## ACTION ITEM:
The line containing "Q: At 1773 K, list" marks the end, so write out exactly every line from the top of the entries below through that one.

## EXTRACTED RECORDS:
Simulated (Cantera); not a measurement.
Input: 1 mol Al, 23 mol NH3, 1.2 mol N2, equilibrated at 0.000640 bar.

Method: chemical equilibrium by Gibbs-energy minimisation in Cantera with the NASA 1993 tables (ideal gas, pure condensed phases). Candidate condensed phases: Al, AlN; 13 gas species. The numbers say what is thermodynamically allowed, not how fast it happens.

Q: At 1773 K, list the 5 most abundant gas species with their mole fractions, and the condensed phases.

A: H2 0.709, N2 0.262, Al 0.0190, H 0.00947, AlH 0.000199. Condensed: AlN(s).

## EXERCISE RESPONSE:
Simulated (Cantera); not a measurement.
Input: 1 mol Al, 23 mol NH3, 1.2 mol N2, equilibrated at 0.000640 bar.

Method: chemical equilibrium by Gibbs-energy minimisation in Cantera with the NASA 1993 tables (ideal gas, pure condensed phases). Candidate condensed phases: Al, AlN; 13 gas species. The numbers say what is thermodynamically allowed, not how fast it happens.

Q: At 1773 K, list the 5 most abundant gas species with their mole fractions, and the condensed phases.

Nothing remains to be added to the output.